• **Work request**:
Only one stretch of the listing below is wanted. Give it again exactly, from the line with "CuF, two programs**" through the line with "Alike in both".

───── Data extracts
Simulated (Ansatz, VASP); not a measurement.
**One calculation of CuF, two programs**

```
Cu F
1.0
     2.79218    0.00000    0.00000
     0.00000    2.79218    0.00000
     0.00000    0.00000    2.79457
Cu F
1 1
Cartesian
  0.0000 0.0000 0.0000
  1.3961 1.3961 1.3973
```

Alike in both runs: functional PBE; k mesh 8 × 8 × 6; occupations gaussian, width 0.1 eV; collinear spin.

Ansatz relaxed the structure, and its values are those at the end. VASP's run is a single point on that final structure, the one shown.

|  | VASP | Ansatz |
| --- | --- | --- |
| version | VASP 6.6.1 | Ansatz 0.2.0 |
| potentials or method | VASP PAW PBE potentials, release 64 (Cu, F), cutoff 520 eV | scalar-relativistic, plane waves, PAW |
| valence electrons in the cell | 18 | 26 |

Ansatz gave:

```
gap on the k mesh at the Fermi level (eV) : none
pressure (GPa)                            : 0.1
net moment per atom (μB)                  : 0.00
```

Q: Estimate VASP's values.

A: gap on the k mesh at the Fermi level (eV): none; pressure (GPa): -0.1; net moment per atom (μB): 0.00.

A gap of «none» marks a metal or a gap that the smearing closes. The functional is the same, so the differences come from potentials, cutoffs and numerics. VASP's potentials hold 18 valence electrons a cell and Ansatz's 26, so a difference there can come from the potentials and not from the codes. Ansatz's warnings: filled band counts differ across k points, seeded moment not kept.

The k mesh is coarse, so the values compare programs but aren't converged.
──────────

• **Answer box**:
**One calculation of CuF, two programs**

```
Cu F
1.0
     2.79218    0.00000    0.00000
     0.00000    2.79218    0.00000
     0.00000    0.00000    2.79457
Cu F
1 1
Cartesian
  0.0000 0.0000 0.0000
  1.3961 1.3961 1.3973
```

Alike in both runs: functional PBE; k mesh 8 × 8 × 6; occupations gaussian, width 0.1 eV; collinear spin.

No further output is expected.